• **WORK ORDER**
The entire listing below is to be transcribed without a single slip.

Start of DATA FOR REVIEW

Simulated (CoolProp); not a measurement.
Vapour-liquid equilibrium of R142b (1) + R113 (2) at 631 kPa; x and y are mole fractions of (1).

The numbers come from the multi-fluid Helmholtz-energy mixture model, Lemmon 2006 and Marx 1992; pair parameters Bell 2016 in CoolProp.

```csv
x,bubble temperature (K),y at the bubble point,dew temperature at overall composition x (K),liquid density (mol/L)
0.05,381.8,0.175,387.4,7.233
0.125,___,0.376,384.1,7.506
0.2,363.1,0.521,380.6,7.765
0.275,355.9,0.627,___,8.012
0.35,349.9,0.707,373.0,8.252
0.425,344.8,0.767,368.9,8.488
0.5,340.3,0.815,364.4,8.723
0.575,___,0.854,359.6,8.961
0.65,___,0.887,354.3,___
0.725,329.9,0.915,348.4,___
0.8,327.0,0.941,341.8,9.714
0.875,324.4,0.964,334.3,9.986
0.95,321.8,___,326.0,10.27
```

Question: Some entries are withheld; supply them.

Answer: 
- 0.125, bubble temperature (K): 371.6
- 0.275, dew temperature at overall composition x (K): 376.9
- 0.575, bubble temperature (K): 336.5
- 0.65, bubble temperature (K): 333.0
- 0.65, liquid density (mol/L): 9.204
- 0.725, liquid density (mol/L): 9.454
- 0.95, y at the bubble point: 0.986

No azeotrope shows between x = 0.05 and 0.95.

End of DATA FOR REVIEW

• **SOLUTION**
Simulated (CoolProp); not a measurement.
Vapour-liquid equilibrium of R142b (1) + R113 (2) at 631 kPa; x and y are mole fractions of (1).

The numbers come from the multi-fluid Helmholtz-energy mixture model, Lemmon 2006 and Marx 1992; pair parameters Bell 2016 in CoolProp.

```csv
x,bubble temperature (K),y at the bubble point,dew temperature at overall composition x (K),liquid density (mol/L)
0.05,381.8,0.175,387.4,7.233
0.125,___,0.376,384.1,7.506
0.2,363.1,0.521,380.6,7.765
0.275,355.9,0.627,___,8.012
0.35,349.9,0.707,373.0,8.252
0.425,344.8,0.767,368.9,8.488
0.5,340.3,0.815,364.4,8.723
0.575,___,0.854,359.6,8.961
0.65,___,0.887,354.3,___
0.725,329.9,0.915,348.4,___
0.8,327.0,0.941,341.8,9.714
0.875,324.4,0.964,334.3,9.986
0.95,321.8,___,326.0,10.27
```

Question: Some entries are withheld; supply them.

Answer: 
- 0.125, bubble temperature (K): 371.6
- 0.275, dew temperature at overall composition x (K): 376.9
- 0.575, bubble temperature (K): 336.5
- 0.65, bubble temperature (K): 333.0
- 0.65, liquid density (mol/L): 9.204
- 0.725, liquid density (mol/L): 9.454
- 0.95, y at the bubble point: 0.986

No azeotrope shows between x = 0.05 and 0.95.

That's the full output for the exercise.